(Required action) Below are some records. Reproduce them exactly from their first line through the line with "the smearing closes.", inclusive.

(Provided data)
________________________

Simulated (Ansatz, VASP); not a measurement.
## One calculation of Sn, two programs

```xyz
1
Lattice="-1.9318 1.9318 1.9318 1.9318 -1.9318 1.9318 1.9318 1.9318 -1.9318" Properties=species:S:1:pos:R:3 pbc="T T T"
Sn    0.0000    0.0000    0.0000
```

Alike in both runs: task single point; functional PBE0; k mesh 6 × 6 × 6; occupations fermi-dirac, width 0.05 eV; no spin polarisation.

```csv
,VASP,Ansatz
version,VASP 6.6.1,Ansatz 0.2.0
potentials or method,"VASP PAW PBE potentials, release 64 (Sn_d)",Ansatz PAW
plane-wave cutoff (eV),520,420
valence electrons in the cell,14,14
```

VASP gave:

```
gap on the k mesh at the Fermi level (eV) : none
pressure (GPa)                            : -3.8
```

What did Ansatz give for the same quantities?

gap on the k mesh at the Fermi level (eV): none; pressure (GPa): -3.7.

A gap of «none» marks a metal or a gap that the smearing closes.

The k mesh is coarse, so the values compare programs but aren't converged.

________________________

(Task result)
Simulated (Ansatz, VASP); not a measurement.
## One calculation of Sn, two programs

```xyz
1
Lattice="-1.9318 1.9318 1.9318 1.9318 -1.9318 1.9318 1.9318 1.9318 -1.9318" Properties=species:S:1:pos:R:3 pbc="T T T"
Sn    0.0000    0.0000    0.0000
```

Alike in both runs: task single point; functional PBE0; k mesh 6 × 6 × 6; occupations fermi-dirac, width 0.05 eV; no spin polarisation.

```csv
,VASP,Ansatz
version,VASP 6.6.1,Ansatz 0.2.0
potentials or method,"VASP PAW PBE potentials, release 64 (Sn_d)",Ansatz PAW
plane-wave cutoff (eV),520,420
valence electrons in the cell,14,14
```

VASP gave:

```
gap on the k mesh at the Fermi level (eV) : none
pressure (GPa)                            : -3.8
```

What did Ansatz give for the same quantities?

gap on the k mesh at the Fermi level (eV): none; pressure (GPa): -3.7.

A gap of «none» marks a metal or a gap that the smearing closes.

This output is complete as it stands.